**Data listing**
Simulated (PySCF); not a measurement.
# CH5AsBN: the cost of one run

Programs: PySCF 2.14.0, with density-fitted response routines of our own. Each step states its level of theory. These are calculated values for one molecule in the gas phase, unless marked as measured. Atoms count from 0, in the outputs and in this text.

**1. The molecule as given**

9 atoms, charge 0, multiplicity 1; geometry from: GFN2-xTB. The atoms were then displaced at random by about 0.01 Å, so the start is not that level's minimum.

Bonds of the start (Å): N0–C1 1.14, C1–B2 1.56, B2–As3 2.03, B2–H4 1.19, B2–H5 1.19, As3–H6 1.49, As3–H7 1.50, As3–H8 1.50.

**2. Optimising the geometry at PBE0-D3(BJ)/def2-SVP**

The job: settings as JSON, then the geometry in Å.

**Assigned task**
Print the records above exactly as they appear.

**Exercise result**
Simulated (PySCF); not a measurement.
# CH5AsBN: the cost of one run

Programs: PySCF 2.14.0, with density-fitted response routines of our own. Each step states its level of theory. These are calculated values for one molecule in the gas phase, unless marked as measured. Atoms count from 0, in the outputs and in this text.

**1. The molecule as given**

9 atoms, charge 0, multiplicity 1; geometry from: GFN2-xTB. The atoms were then displaced at random by about 0.01 Å, so the start is not that level's minimum.

Bonds of the start (Å): N0–C1 1.14, C1–B2 1.56, B2–As3 2.03, B2–H4 1.19, B2–H5 1.19, As3–H6 1.49, As3–H7 1.50, As3–H8 1.50.

**2. Optimising the geometry at PBE0-D3(BJ)/def2-SVP**

The job: settings as JSON, then the geometry in Å.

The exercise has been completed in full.